*Action item*:
For this exercise, repeat every line of the material exactly.

** Opening Data to examine block **
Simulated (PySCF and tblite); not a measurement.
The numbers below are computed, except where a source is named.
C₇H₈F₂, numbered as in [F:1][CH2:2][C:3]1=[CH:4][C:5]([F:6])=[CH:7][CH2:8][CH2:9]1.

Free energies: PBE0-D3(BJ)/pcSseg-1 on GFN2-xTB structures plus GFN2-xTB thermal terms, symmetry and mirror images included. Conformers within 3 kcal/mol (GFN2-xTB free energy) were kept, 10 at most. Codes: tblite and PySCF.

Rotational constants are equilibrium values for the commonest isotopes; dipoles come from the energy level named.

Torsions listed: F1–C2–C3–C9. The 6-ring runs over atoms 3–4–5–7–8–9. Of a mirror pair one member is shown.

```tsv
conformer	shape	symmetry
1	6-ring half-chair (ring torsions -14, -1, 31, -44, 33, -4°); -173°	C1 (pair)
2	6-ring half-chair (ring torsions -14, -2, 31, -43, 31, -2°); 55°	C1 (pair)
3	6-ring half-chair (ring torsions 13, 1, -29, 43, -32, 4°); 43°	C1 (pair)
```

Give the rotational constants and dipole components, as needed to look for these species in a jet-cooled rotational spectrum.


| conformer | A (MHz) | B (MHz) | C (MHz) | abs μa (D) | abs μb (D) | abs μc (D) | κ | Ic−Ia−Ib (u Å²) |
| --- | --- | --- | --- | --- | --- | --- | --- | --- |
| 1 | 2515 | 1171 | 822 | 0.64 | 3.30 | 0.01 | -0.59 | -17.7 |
** Closing Data to examine block **

*Response area*:
Simulated (PySCF and tblite); not a measurement.
The numbers below are computed, except where a source is named.
C₇H₈F₂, numbered as in [F:1][CH2:2][C:3]1=[CH:4][C:5]([F:6])=[CH:7][CH2:8][CH2:9]1.

Free energies: PBE0-D3(BJ)/pcSseg-1 on GFN2-xTB structures plus GFN2-xTB thermal terms, symmetry and mirror images included. Conformers within 3 kcal/mol (GFN2-xTB free energy) were kept, 10 at most. Codes: tblite and PySCF.

Rotational constants are equilibrium values for the commonest isotopes; dipoles come from the energy level named.

Torsions listed: F1–C2–C3–C9. The 6-ring runs over atoms 3–4–5–7–8–9. Of a mirror pair one member is shown.

```tsv
conformer	shape	symmetry
1	6-ring half-chair (ring torsions -14, -1, 31, -44, 33, -4°); -173°	C1 (pair)
2	6-ring half-chair (ring torsions -14, -2, 31, -43, 31, -2°); 55°	C1 (pair)
3	6-ring half-chair (ring torsions 13, 1, -29, 43, -32, 4°); 43°	C1 (pair)
```

Give the rotational constants and dipole components, as needed to look for these species in a jet-cooled rotational spectrum.


| conformer | A (MHz) | B (MHz) | C (MHz) | abs μa (D) | abs μb (D) | abs μc (D) | κ | Ic−Ia−Ib (u Å²) |
| --- | --- | --- | --- | --- | --- | --- | --- | --- |
| 1 | 2515 | 1171 | 822 | 0.64 | 3.30 | 0.01 | -0.59 | -17.7 |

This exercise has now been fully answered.